= ENTRIES SUPPLIED =
=== Section Start ===
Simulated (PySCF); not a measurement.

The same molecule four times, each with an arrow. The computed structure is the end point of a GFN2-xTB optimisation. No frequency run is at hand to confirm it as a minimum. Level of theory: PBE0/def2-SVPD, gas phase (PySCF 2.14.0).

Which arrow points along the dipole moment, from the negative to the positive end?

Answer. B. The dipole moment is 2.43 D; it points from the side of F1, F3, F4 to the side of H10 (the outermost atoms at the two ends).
=== Section End ===

= ASSIGNED TASK =
The records above are to be duplicated in full and exactly.

= YOUR SOLUTION =
Simulated (PySCF); not a measurement.

The same molecule four times, each with an arrow. The computed structure is the end point of a GFN2-xTB optimisation. No frequency run is at hand to confirm it as a minimum. Level of theory: PBE0/def2-SVPD, gas phase (PySCF 2.14.0).

Which arrow points along the dipole moment, from the negative to the positive end?

Answer. B. The dipole moment is 2.43 D; it points from the side of F1, F3, F4 to the side of H10 (the outermost atoms at the two ends).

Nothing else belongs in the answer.